START DATASET EXCERPTS
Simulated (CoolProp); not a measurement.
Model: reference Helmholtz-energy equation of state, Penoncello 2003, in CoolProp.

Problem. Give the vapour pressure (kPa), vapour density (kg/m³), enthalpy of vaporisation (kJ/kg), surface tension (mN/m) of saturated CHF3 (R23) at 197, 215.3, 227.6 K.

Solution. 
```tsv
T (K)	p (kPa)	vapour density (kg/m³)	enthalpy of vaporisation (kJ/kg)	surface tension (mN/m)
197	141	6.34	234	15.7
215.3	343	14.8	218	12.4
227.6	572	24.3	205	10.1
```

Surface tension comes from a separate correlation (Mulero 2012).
END DATASET EXCERPTS

### [ASSIGNED TASK]
When you reach the line with "Model: reference Helmholtz-energy" in the records above, start writing out lines exactly, and stop once the line with "Problem. Give the" has been written; include nothing else.

### [PROBLEM SOLUTION]
Model: reference Helmholtz-energy equation of state, Penoncello 2003, in CoolProp.

Problem. Give the vapour pressure (kPa), vapour density (kg/m³), enthalpy of vaporisation (kJ/kg), surface tension (mN/m) of saturated CHF3 (R23) at 197, 215.3, 227.6 K.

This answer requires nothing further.